Activity:
Please print out every line of the material, unchanged.

Material supplied:
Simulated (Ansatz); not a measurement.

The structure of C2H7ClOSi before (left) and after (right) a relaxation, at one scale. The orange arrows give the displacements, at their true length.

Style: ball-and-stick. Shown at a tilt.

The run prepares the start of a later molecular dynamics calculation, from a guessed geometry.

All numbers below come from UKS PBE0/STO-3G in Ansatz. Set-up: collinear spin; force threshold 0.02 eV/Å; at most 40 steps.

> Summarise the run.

Written answer:
Simulated (Ansatz); not a measurement.

The structure of C2H7ClOSi before (left) and after (right) a relaxation, at one scale. The orange arrows give the displacements, at their true length.

Style: ball-and-stick. Shown at a tilt.

The run prepares the start of a later molecular dynamics calculation, from a guessed geometry.

All numbers below come from UKS PBE0/STO-3G in Ansatz. Set-up: collinear spin; force threshold 0.02 eV/Å; at most 40 steps.

> Summarise the run.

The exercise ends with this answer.